*Task item:* Line for line, the listing below is to be transcribed exactly.

━━━━━━━━━━━━━━━━

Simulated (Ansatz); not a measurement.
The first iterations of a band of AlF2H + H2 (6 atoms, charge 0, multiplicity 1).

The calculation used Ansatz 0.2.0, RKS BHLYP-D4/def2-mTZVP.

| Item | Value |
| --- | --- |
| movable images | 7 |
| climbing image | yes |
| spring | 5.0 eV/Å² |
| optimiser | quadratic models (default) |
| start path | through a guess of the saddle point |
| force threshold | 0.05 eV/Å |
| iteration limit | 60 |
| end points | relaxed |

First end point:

━━━━━━━━━━━━━━━━

*Problem solution:*
Simulated (Ansatz); not a measurement.
The first iterations of a band of AlF2H + H2 (6 atoms, charge 0, multiplicity 1).

The calculation used Ansatz 0.2.0, RKS BHLYP-D4/def2-mTZVP.

| Item | Value |
| --- | --- |
| movable images | 7 |
| climbing image | yes |
| spring | 5.0 eV/Å² |
| optimiser | quadratic models (default) |
| start path | through a guess of the saddle point |
| force threshold | 0.05 eV/Å |
| iteration limit | 60 |
| end points | relaxed |

First end point:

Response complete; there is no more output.